==================================================

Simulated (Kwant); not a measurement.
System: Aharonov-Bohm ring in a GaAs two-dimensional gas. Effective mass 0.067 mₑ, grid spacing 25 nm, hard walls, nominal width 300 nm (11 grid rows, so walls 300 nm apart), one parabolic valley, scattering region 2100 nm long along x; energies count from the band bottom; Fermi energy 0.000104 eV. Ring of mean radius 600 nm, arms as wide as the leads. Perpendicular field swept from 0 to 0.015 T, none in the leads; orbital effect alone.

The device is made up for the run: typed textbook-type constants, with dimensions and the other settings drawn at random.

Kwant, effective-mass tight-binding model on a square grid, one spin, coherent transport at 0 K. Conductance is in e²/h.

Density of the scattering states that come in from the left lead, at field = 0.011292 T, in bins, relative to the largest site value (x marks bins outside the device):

==================================================

_Work order:_ The lines to return begin at the first line of the records and end at the line holding "The device is"; please return them exactly, including both, and nothing beyond.

_Response:_
Simulated (Kwant); not a measurement.
System: Aharonov-Bohm ring in a GaAs two-dimensional gas. Effective mass 0.067 mₑ, grid spacing 25 nm, hard walls, nominal width 300 nm (11 grid rows, so walls 300 nm apart), one parabolic valley, scattering region 2100 nm long along x; energies count from the band bottom; Fermi energy 0.000104 eV. Ring of mean radius 600 nm, arms as wide as the leads. Perpendicular field swept from 0 to 0.015 T, none in the leads; orbital effect alone.

The device is made up for the run: typed textbook-type constants, with dimensions and the other settings drawn at random.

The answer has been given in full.